> **ASSIGNMENT**
From the top of the records below down to the line containing "### Question", reproduce every line exactly.

-------- LISTED RECORDS --------

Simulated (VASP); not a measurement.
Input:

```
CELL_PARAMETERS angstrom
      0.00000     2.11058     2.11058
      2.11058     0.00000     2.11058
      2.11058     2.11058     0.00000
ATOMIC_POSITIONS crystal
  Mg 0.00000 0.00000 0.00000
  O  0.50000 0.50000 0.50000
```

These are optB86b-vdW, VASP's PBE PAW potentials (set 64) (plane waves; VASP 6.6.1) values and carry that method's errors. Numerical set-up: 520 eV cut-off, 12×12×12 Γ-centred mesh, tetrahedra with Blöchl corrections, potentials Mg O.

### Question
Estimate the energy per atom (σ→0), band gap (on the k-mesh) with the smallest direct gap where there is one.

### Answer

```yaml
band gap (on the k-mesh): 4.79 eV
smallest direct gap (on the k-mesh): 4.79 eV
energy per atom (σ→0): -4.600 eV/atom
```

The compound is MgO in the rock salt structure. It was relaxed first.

--------

> **RESPONSE**
Simulated (VASP); not a measurement.
Input:

```
CELL_PARAMETERS angstrom
      0.00000     2.11058     2.11058
      2.11058     0.00000     2.11058
      2.11058     2.11058     0.00000
ATOMIC_POSITIONS crystal
  Mg 0.00000 0.00000 0.00000
  O  0.50000 0.50000 0.50000
```

These are optB86b-vdW, VASP's PBE PAW potentials (set 64) (plane waves; VASP 6.6.1) values and carry that method's errors. Numerical set-up: 520 eV cut-off, 12×12×12 Γ-centred mesh, tetrahedra with Blöchl corrections, potentials Mg O.

### Question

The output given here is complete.